**Work task:**
All the entries, exactly as they read, must be written out again.

**Listed entries:**
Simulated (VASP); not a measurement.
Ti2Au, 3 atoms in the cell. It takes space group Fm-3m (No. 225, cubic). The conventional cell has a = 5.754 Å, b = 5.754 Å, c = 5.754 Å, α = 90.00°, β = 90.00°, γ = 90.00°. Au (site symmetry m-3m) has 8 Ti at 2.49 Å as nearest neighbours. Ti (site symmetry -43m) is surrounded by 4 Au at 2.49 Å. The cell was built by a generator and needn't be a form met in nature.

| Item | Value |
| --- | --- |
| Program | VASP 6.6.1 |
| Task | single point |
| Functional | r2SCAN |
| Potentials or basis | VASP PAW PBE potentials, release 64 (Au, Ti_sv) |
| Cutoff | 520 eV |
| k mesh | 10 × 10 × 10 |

**Written response:**
Simulated (VASP); not a measurement.
Ti2Au, 3 atoms in the cell. It takes space group Fm-3m (No. 225, cubic). The conventional cell has a = 5.754 Å, b = 5.754 Å, c = 5.754 Å, α = 90.00°, β = 90.00°, γ = 90.00°. Au (site symmetry m-3m) has 8 Ti at 2.49 Å as nearest neighbours. Ti (site symmetry -43m) is surrounded by 4 Au at 2.49 Å. The cell was built by a generator and needn't be a form met in nature.

| Item | Value |
| --- | --- |
| Program | VASP 6.6.1 |
| Task | single point |
| Functional | r2SCAN |
| Potentials or basis | VASP PAW PBE potentials, release 64 (Au, Ti_sv) |
| Cutoff | 520 eV |
| k mesh | 10 × 10 × 10 |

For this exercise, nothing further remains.